Provided information.
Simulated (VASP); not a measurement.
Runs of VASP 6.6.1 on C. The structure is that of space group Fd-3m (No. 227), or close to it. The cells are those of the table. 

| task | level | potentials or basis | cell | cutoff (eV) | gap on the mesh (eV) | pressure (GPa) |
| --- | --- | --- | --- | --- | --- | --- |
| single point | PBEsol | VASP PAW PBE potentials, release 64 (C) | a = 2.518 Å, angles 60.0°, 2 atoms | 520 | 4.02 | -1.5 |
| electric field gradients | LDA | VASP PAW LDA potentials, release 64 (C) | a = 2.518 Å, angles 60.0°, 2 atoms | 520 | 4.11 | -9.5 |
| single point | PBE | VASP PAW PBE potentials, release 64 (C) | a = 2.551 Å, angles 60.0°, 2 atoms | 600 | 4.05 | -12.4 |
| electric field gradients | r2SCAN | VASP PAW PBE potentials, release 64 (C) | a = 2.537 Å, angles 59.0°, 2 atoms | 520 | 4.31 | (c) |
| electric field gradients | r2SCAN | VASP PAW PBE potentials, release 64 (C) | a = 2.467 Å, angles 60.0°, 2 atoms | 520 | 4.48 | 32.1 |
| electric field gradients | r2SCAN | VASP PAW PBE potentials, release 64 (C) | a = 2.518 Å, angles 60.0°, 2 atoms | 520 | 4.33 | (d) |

Requirement. Repeat the listing above exactly, every line of it.

Task answer.
Simulated (VASP); not a measurement.
Runs of VASP 6.6.1 on C. The structure is that of space group Fd-3m (No. 227), or close to it. The cells are those of the table. 

| task | level | potentials or basis | cell | cutoff (eV) | gap on the mesh (eV) | pressure (GPa) |
| --- | --- | --- | --- | --- | --- | --- |
| single point | PBEsol | VASP PAW PBE potentials, release 64 (C) | a = 2.518 Å, angles 60.0°, 2 atoms | 520 | 4.02 | -1.5 |
| electric field gradients | LDA | VASP PAW LDA potentials, release 64 (C) | a = 2.518 Å, angles 60.0°, 2 atoms | 520 | 4.11 | -9.5 |
| single point | PBE | VASP PAW PBE potentials, release 64 (C) | a = 2.551 Å, angles 60.0°, 2 atoms | 600 | 4.05 | -12.4 |
| electric field gradients | r2SCAN | VASP PAW PBE potentials, release 64 (C) | a = 2.537 Å, angles 59.0°, 2 atoms | 520 | 4.31 | (c) |
| electric field gradients | r2SCAN | VASP PAW PBE potentials, release 64 (C) | a = 2.467 Å, angles 60.0°, 2 atoms | 520 | 4.48 | 32.1 |
| electric field gradients | r2SCAN | VASP PAW PBE potentials, release 64 (C) | a = 2.518 Å, angles 60.0°, 2 atoms | 520 | 4.33 | (d) |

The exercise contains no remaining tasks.